Exactly the lines from the opening of the records through the line containing "Water at 293.15" should be copied, with both included.

RECORDED INFORMATION -
<<<<
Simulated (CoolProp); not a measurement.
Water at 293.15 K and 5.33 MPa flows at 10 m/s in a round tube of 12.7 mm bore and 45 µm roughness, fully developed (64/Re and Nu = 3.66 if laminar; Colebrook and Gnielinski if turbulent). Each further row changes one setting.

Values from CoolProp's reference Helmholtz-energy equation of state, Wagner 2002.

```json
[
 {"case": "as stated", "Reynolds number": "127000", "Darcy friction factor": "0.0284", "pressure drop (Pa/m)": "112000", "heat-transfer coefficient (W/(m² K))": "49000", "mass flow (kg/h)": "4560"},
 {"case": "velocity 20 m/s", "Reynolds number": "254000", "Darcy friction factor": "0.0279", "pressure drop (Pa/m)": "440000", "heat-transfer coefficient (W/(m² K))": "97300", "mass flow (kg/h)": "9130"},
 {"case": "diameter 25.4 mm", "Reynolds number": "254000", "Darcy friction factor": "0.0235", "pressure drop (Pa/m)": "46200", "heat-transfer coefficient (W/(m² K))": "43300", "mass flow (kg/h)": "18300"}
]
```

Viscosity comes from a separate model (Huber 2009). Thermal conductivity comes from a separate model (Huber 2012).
>>>>

EXERCISE RESULT -
Simulated (CoolProp); not a measurement.
Water at 293.15 K and 5.33 MPa flows at 10 m/s in a round tube of 12.7 mm bore and 45 µm roughness, fully developed (64/Re and Nu = 3.66 if laminar; Colebrook and Gnielinski if turbulent). Each further row changes one setting.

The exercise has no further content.